TASK ITEM -
In the listing below, repeat exactly every line from the first through the line containing "The input as", with nothing else.

RECORDS SHOWN -
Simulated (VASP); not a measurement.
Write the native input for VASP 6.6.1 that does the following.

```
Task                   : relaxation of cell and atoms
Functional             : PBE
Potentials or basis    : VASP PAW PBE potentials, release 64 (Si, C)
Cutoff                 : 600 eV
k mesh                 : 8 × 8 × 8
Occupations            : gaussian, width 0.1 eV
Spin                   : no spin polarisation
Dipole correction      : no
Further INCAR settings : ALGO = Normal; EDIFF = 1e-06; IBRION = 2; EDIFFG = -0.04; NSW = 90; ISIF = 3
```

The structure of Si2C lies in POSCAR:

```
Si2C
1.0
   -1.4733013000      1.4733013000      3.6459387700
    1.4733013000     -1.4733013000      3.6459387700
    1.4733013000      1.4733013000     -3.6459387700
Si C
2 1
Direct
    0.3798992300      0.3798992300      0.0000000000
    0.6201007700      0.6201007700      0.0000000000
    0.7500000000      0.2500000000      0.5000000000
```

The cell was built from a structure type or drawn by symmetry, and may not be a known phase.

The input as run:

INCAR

WRITTEN RESPONSE -
Simulated (VASP); not a measurement.
Write the native input for VASP 6.6.1 that does the following.

```
Task                   : relaxation of cell and atoms
Functional             : PBE
Potentials or basis    : VASP PAW PBE potentials, release 64 (Si, C)
Cutoff                 : 600 eV
k mesh                 : 8 × 8 × 8
Occupations            : gaussian, width 0.1 eV
Spin                   : no spin polarisation
Dipole correction      : no
Further INCAR settings : ALGO = Normal; EDIFF = 1e-06; IBRION = 2; EDIFFG = -0.04; NSW = 90; ISIF = 3
```

The structure of Si2C lies in POSCAR:

```
Si2C
1.0
   -1.4733013000      1.4733013000      3.6459387700
    1.4733013000     -1.4733013000      3.6459387700
    1.4733013000      1.4733013000     -3.6459387700
Si C
2 1
Direct
    0.3798992300      0.3798992300      0.0000000000
    0.6201007700      0.6201007700      0.0000000000
    0.7500000000      0.2500000000      0.5000000000
```

The cell was built from a structure type or drawn by symmetry, and may not be a known phase.

The input as run:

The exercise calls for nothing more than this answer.